=== Work task ===
With the first line as the start and the line containing "eV/Å², energy-weighted |" as the end, write out every line of the records exactly.

=== Recorded information ===
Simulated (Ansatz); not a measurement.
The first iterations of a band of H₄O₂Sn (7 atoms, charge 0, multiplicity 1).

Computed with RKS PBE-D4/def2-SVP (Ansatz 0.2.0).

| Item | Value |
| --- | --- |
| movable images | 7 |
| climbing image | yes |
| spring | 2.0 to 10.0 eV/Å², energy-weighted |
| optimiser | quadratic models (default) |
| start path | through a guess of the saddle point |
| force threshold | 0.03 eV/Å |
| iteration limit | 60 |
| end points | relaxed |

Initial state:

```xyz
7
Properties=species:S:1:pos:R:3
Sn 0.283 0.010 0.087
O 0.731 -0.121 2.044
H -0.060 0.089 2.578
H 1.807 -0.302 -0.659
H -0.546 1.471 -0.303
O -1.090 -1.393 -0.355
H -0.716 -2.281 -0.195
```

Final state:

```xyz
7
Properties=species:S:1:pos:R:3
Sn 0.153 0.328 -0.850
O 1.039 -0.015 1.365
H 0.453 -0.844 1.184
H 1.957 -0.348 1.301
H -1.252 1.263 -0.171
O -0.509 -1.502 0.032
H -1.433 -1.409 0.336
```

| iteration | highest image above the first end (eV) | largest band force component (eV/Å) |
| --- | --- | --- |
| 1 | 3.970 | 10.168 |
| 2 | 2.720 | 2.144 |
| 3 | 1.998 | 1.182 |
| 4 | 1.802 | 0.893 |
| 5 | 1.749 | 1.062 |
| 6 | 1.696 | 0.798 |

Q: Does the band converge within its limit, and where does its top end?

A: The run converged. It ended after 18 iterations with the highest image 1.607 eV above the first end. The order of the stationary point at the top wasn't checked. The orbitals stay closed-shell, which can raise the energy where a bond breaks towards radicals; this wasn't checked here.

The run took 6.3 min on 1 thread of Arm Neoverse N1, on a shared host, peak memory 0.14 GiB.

=== Answer space ===
Simulated (Ansatz); not a measurement.
The first iterations of a band of H₄O₂Sn (7 atoms, charge 0, multiplicity 1).

Computed with RKS PBE-D4/def2-SVP (Ansatz 0.2.0).

| Item | Value |
| --- | --- |
| movable images | 7 |
| climbing image | yes |
| spring | 2.0 to 10.0 eV/Å², energy-weighted |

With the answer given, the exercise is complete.